ACTION ITEM »
Exact repetition is required: output every record in full.

PROVIDED DATA »
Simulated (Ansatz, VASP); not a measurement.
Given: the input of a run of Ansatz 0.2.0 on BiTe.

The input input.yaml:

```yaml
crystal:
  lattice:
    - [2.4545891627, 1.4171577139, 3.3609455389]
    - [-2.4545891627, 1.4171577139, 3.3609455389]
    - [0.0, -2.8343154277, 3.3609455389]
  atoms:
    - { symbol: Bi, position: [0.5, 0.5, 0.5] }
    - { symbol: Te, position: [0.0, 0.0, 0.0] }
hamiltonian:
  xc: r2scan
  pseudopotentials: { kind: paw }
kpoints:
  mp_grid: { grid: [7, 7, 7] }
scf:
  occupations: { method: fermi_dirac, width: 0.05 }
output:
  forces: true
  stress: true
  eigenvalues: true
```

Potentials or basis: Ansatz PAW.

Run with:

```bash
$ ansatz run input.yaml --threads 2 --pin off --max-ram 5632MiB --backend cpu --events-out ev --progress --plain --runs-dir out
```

TASK OUTPUT »
Simulated (Ansatz, VASP); not a measurement.
Given: the input of a run of Ansatz 0.2.0 on BiTe.

The input input.yaml:

```yaml
crystal:
  lattice:
    - [2.4545891627, 1.4171577139, 3.3609455389]
    - [-2.4545891627, 1.4171577139, 3.3609455389]
    - [0.0, -2.8343154277, 3.3609455389]
  atoms:
    - { symbol: Bi, position: [0.5, 0.5, 0.5] }
    - { symbol: Te, position: [0.0, 0.0, 0.0] }
hamiltonian:
  xc: r2scan
  pseudopotentials: { kind: paw }
kpoints:
  mp_grid: { grid: [7, 7, 7] }
scf:
  occupations: { method: fermi_dirac, width: 0.05 }
output:
  forces: true
  stress: true
  eigenvalues: true
```

Potentials or basis: Ansatz PAW.

Run with:

```bash
$ ansatz run input.yaml --threads 2 --pin off --max-ram 5632MiB --backend cpu --events-out ev --progress --plain --runs-dir out
```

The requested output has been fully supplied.